[ENTRIES PROVIDED]:
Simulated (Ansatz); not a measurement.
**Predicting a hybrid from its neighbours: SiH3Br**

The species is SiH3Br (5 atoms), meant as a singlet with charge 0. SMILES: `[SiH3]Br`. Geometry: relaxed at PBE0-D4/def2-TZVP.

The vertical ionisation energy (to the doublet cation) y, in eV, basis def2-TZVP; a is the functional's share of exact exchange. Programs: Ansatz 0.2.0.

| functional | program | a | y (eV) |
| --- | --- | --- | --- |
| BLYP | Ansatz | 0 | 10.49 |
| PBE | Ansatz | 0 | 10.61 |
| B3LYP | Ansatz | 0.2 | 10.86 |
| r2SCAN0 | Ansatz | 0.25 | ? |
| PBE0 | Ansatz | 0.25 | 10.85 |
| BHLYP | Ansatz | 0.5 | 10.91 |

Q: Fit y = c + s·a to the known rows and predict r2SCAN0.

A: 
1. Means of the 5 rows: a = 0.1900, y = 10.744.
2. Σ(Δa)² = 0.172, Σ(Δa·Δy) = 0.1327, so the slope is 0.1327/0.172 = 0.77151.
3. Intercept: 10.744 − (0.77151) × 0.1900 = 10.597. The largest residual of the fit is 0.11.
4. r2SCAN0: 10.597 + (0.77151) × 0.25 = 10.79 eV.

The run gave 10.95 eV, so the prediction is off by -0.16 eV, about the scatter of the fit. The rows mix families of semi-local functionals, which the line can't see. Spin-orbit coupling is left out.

[WORK ITEM]:
Write out, exactly and with nothing else, the lines of the listing above from its first line through the line with "The species is".

[EXERCISE OUTPUT]:
Simulated (Ansatz); not a measurement.
**Predicting a hybrid from its neighbours: SiH3Br**

The species is SiH3Br (5 atoms), meant as a singlet with charge 0. SMILES: `[SiH3]Br`. Geometry: relaxed at PBE0-D4/def2-TZVP.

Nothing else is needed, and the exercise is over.